════════════════════

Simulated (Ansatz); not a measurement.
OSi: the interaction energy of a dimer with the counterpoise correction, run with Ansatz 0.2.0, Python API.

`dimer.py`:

════════════════════

If a line comes after the one that contains "OSi: the interaction", leave it out; return every line of the entries up to that point exactly, starting with the first, with that line included.

▶ Exercise response:
Simulated (Ansatz); not a measurement.
OSi: the interaction energy of a dimer with the counterpoise correction, run with Ansatz 0.2.0, Python API.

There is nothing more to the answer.